◆ ◆ ◆ ◆ ◆
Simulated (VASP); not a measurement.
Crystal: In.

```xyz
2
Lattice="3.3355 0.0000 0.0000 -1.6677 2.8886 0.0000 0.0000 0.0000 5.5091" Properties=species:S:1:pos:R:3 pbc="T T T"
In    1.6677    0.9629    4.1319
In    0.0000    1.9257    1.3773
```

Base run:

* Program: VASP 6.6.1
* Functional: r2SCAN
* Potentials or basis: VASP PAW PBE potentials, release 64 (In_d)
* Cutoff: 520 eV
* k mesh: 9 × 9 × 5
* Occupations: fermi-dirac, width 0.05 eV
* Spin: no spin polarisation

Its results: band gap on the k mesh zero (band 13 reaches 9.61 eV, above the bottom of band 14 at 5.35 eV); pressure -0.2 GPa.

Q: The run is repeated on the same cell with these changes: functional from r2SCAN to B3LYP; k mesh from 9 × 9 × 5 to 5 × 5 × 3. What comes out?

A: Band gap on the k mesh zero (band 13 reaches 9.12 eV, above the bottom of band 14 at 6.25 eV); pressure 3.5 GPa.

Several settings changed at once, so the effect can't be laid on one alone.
◆ ◆ ◆ ◆ ◆

__Work task__
In the data above, find the line that contains "Q: The run is" and the line that contains "A: Band gap". Repeat exactly those lines and every line between them, and only those.

__Reply__
Q: The run is repeated on the same cell with these changes: functional from r2SCAN to B3LYP; k mesh from 9 × 9 × 5 to 5 × 5 × 3. What comes out?

A: Band gap on the k mesh zero (band 13 reaches 9.12 eV, above the bottom of band 14 at 6.25 eV); pressure 3.5 GPa.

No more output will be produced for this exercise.